## BRIEF
Reproduce, exactly and in full, only the lines below from the one containing "In a metal, frequencies" through the one containing "Task: What pressures".

## DATA EXTRACT
════════════════

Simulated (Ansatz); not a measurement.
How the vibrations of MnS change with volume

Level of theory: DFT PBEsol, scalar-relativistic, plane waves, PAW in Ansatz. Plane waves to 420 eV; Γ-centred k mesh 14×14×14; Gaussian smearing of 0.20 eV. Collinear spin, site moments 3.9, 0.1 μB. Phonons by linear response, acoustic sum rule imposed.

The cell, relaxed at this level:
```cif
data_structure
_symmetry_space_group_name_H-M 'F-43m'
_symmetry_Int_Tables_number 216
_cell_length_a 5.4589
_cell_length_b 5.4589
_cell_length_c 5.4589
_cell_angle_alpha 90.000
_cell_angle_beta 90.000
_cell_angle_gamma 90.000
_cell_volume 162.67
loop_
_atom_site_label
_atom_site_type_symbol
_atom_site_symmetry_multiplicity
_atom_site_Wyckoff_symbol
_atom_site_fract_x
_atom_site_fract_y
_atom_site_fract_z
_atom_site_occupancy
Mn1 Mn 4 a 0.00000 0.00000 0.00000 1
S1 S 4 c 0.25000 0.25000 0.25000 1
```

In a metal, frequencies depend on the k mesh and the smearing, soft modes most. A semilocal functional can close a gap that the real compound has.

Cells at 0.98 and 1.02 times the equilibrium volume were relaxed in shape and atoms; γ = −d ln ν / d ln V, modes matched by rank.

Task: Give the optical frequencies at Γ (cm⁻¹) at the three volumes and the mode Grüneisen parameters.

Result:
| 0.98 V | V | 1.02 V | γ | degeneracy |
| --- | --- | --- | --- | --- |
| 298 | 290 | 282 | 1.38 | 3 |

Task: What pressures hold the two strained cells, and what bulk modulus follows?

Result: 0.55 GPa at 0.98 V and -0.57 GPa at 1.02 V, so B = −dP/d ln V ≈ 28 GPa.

════════════════

## EXERCISE OUTPUT
In a metal, frequencies depend on the k mesh and the smearing, soft modes most. A semilocal functional can close a gap that the real compound has.

Cells at 0.98 and 1.02 times the equilibrium volume were relaxed in shape and atoms; γ = −d ln ν / d ln V, modes matched by rank.

Task: Give the optical frequencies at Γ (cm⁻¹) at the three volumes and the mode Grüneisen parameters.

Result:
| 0.98 V | V | 1.02 V | γ | degeneracy |
| --- | --- | --- | --- | --- |
| 298 | 290 | 282 | 1.38 | 3 |

Task: What pressures hold the two strained cells, and what bulk modulus follows?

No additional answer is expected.